▸ Data
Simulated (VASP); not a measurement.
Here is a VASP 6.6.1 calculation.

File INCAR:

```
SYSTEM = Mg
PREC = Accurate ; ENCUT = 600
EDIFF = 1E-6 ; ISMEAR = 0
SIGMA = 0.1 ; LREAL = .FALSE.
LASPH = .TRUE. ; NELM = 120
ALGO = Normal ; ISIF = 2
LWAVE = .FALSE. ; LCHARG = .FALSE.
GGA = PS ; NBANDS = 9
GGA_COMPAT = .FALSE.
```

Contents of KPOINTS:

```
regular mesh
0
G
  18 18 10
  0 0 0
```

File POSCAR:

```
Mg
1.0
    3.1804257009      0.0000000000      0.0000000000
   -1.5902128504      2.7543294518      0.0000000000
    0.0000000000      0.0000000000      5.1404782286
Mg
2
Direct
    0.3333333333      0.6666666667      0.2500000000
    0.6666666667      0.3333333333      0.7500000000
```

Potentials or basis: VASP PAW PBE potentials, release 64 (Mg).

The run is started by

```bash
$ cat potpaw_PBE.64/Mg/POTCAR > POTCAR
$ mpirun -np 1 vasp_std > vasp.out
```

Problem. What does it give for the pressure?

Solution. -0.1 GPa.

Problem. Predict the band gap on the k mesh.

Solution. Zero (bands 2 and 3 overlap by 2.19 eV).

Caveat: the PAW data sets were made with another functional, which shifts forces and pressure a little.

▸ Brief
Would you repeat each line above exactly as it stands?

▸ Answer space
Simulated (VASP); not a measurement.
Here is a VASP 6.6.1 calculation.

File INCAR:

```
SYSTEM = Mg
PREC = Accurate ; ENCUT = 600
EDIFF = 1E-6 ; ISMEAR = 0
SIGMA = 0.1 ; LREAL = .FALSE.
LASPH = .TRUE. ; NELM = 120
ALGO = Normal ; ISIF = 2
LWAVE = .FALSE. ; LCHARG = .FALSE.
GGA = PS ; NBANDS = 9
GGA_COMPAT = .FALSE.
```

Contents of KPOINTS:

```
regular mesh
0
G
  18 18 10
  0 0 0
```

File POSCAR:

```
Mg
1.0
    3.1804257009      0.0000000000      0.0000000000
   -1.5902128504      2.7543294518      0.0000000000
    0.0000000000      0.0000000000      5.1404782286
Mg
2
Direct
    0.3333333333      0.6666666667      0.2500000000
    0.6666666667      0.3333333333      0.7500000000
```

Potentials or basis: VASP PAW PBE potentials, release 64 (Mg).

The run is started by

```bash
$ cat potpaw_PBE.64/Mg/POTCAR > POTCAR
$ mpirun -np 1 vasp_std > vasp.out
```

Problem. What does it give for the pressure?

Solution. -0.1 GPa.

Problem. Predict the band gap on the k mesh.

Solution. Zero (bands 2 and 3 overlap by 2.19 eV).

Caveat: the PAW data sets were made with another functional, which shifts forces and pressure a little.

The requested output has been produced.